**Dataset entries**.
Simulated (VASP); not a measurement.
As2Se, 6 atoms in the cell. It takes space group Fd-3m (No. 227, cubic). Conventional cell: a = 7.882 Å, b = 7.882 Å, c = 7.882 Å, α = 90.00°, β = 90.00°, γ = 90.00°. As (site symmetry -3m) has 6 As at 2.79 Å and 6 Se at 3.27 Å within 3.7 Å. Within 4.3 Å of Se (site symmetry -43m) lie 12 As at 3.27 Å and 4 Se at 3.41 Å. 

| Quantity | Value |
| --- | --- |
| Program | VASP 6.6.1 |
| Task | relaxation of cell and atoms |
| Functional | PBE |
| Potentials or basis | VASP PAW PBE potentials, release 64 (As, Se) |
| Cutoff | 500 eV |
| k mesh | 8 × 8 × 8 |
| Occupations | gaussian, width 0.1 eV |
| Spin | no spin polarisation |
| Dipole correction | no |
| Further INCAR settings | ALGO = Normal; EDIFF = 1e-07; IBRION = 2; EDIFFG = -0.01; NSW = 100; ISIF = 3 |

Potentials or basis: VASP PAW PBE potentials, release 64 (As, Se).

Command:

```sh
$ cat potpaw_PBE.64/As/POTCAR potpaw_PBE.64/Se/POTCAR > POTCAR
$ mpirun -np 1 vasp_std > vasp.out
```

**Task item**. Copy each line of the material exactly as written.

**Exercise answer**.
Simulated (VASP); not a measurement.
As2Se, 6 atoms in the cell. It takes space group Fd-3m (No. 227, cubic). Conventional cell: a = 7.882 Å, b = 7.882 Å, c = 7.882 Å, α = 90.00°, β = 90.00°, γ = 90.00°. As (site symmetry -3m) has 6 As at 2.79 Å and 6 Se at 3.27 Å within 3.7 Å. Within 4.3 Å of Se (site symmetry -43m) lie 12 As at 3.27 Å and 4 Se at 3.41 Å. 

| Quantity | Value |
| --- | --- |
| Program | VASP 6.6.1 |
| Task | relaxation of cell and atoms |
| Functional | PBE |
| Potentials or basis | VASP PAW PBE potentials, release 64 (As, Se) |
| Cutoff | 500 eV |
| k mesh | 8 × 8 × 8 |
| Occupations | gaussian, width 0.1 eV |
| Spin | no spin polarisation |
| Dipole correction | no |
| Further INCAR settings | ALGO = Normal; EDIFF = 1e-07; IBRION = 2; EDIFFG = -0.01; NSW = 100; ISIF = 3 |

Potentials or basis: VASP PAW PBE potentials, release 64 (As, Se).

Command:

```sh
$ cat potpaw_PBE.64/As/POTCAR potpaw_PBE.64/Se/POTCAR > POTCAR
$ mpirun -np 1 vasp_std > vasp.out
```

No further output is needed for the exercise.